Write the listing out again in full. Every character must match.

◆ ◆ ◆

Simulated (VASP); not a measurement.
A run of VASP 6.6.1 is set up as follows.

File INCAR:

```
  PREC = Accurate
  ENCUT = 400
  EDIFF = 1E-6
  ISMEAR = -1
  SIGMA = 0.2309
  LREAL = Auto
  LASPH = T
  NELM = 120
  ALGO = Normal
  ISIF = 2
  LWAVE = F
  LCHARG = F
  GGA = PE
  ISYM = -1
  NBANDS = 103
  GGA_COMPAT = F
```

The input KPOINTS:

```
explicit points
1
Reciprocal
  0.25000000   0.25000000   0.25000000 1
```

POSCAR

◆ ◆ ◆

EXERCISE ANSWER:
Simulated (VASP); not a measurement.
A run of VASP 6.6.1 is set up as follows.

File INCAR:

```
  PREC = Accurate
  ENCUT = 400
  EDIFF = 1E-6
  ISMEAR = -1
  SIGMA = 0.2309
  LREAL = Auto
  LASPH = T
  NELM = 120
  ALGO = Normal
  ISIF = 2
  LWAVE = F
  LCHARG = F
  GGA = PE
  ISYM = -1
  NBANDS = 103
  GGA_COMPAT = F
```

The input KPOINTS:

```
explicit points
1
Reciprocal
  0.25000000   0.25000000   0.25000000 1
```

POSCAR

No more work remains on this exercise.